◆ Required action ◆
Give the records again in full, exactly as written.

◆ Dataset entries ◆
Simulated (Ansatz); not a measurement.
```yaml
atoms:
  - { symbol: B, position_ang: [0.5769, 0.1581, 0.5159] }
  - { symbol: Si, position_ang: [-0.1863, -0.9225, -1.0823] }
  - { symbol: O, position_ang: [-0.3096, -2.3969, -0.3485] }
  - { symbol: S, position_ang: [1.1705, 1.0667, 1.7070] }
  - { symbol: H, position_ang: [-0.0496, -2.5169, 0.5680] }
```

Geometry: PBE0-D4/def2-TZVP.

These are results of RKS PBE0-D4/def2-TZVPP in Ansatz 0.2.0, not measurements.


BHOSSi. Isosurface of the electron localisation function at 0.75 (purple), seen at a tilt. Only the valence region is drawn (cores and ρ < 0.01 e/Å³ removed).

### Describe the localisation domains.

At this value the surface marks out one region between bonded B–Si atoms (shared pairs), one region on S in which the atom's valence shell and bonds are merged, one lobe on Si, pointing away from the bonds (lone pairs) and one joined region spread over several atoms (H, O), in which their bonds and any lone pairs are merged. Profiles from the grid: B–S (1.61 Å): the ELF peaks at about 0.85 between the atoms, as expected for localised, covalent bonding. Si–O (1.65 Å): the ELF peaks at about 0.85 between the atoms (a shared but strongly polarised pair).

◆ Task result ◆
Simulated (Ansatz); not a measurement.
```yaml
atoms:
  - { symbol: B, position_ang: [0.5769, 0.1581, 0.5159] }
  - { symbol: Si, position_ang: [-0.1863, -0.9225, -1.0823] }
  - { symbol: O, position_ang: [-0.3096, -2.3969, -0.3485] }
  - { symbol: S, position_ang: [1.1705, 1.0667, 1.7070] }
  - { symbol: H, position_ang: [-0.0496, -2.5169, 0.5680] }
```

Geometry: PBE0-D4/def2-TZVP.

These are results of RKS PBE0-D4/def2-TZVPP in Ansatz 0.2.0, not measurements.


BHOSSi. Isosurface of the electron localisation function at 0.75 (purple), seen at a tilt. Only the valence region is drawn (cores and ρ < 0.01 e/Å³ removed).

### Describe the localisation domains.

At this value the surface marks out one region between bonded B–Si atoms (shared pairs), one region on S in which the atom's valence shell and bonds are merged, one lobe on Si, pointing away from the bonds (lone pairs) and one joined region spread over several atoms (H, O), in which their bonds and any lone pairs are merged. Profiles from the grid: B–S (1.61 Å): the ELF peaks at about 0.85 between the atoms, as expected for localised, covalent bonding. Si–O (1.65 Å): the ELF peaks at about 0.85 between the atoms (a shared but strongly polarised pair).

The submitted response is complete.